--- BRIEF ---
The records follow. Print, word for word, the first line through the "- SCS-MP2, correlation energy (mHa): -91.8" line.

--- INFORMATION ---
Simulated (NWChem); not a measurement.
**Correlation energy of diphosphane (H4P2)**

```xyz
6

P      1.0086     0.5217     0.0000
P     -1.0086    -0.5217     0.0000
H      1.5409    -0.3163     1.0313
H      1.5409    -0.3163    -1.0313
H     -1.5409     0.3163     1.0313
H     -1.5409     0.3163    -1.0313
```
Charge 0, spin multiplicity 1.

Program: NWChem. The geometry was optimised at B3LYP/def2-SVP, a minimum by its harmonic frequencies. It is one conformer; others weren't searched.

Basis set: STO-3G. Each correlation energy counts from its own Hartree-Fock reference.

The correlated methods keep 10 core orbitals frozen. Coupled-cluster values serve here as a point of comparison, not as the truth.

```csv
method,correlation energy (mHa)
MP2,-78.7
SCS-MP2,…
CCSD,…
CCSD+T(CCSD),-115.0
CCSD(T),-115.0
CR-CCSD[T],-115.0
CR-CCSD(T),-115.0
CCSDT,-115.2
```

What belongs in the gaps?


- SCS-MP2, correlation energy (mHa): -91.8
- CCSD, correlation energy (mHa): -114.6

--- WRITTEN SOLUTION ---
Simulated (NWChem); not a measurement.
**Correlation energy of diphosphane (H4P2)**

```xyz
6

P      1.0086     0.5217     0.0000
P     -1.0086    -0.5217     0.0000
H      1.5409    -0.3163     1.0313
H      1.5409    -0.3163    -1.0313
H     -1.5409     0.3163     1.0313
H     -1.5409     0.3163    -1.0313
```
Charge 0, spin multiplicity 1.

Program: NWChem. The geometry was optimised at B3LYP/def2-SVP, a minimum by its harmonic frequencies. It is one conformer; others weren't searched.

Basis set: STO-3G. Each correlation energy counts from its own Hartree-Fock reference.

The correlated methods keep 10 core orbitals frozen. Coupled-cluster values serve here as a point of comparison, not as the truth.

```csv
method,correlation energy (mHa)
MP2,-78.7
SCS-MP2,…
CCSD,…
CCSD+T(CCSD),-115.0
CCSD(T),-115.0
CR-CCSD[T],-115.0
CR-CCSD(T),-115.0
CCSDT,-115.2
```

What belongs in the gaps?


- SCS-MP2, correlation energy (mHa): -91.8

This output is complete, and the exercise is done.